-- Work task --
Copy out the listing beneath, missing nothing.

-- Available data --
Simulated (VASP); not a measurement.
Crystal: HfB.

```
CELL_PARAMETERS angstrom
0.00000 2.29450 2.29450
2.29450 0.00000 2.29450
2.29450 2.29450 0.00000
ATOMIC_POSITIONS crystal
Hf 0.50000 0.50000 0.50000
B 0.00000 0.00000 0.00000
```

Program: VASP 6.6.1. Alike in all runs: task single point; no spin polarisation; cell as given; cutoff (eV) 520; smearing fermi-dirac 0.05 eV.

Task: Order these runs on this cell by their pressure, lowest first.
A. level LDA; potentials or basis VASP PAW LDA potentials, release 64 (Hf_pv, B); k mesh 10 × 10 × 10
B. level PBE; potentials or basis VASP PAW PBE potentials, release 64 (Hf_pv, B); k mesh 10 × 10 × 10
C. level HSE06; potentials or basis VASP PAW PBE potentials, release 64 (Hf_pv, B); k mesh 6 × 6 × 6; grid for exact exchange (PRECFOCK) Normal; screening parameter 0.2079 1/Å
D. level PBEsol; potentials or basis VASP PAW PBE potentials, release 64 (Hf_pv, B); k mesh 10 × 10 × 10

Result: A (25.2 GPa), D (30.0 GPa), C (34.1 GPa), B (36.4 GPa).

-- Worked solution --
Simulated (VASP); not a measurement.
Crystal: HfB.

```
CELL_PARAMETERS angstrom
0.00000 2.29450 2.29450
2.29450 0.00000 2.29450
2.29450 2.29450 0.00000
ATOMIC_POSITIONS crystal
Hf 0.50000 0.50000 0.50000
B 0.00000 0.00000 0.00000
```

Program: VASP 6.6.1. Alike in all runs: task single point; no spin polarisation; cell as given; cutoff (eV) 520; smearing fermi-dirac 0.05 eV.

Task: Order these runs on this cell by their pressure, lowest first.
A. level LDA; potentials or basis VASP PAW LDA potentials, release 64 (Hf_pv, B); k mesh 10 × 10 × 10
B. level PBE; potentials or basis VASP PAW PBE potentials, release 64 (Hf_pv, B); k mesh 10 × 10 × 10
C. level HSE06; potentials or basis VASP PAW PBE potentials, release 64 (Hf_pv, B); k mesh 6 × 6 × 6; grid for exact exchange (PRECFOCK) Normal; screening parameter 0.2079 1/Å
D. level PBEsol; potentials or basis VASP PAW PBE potentials, release 64 (Hf_pv, B); k mesh 10 × 10 × 10

Result: A (25.2 GPa), D (30.0 GPa), C (34.1 GPa), B (36.4 GPa).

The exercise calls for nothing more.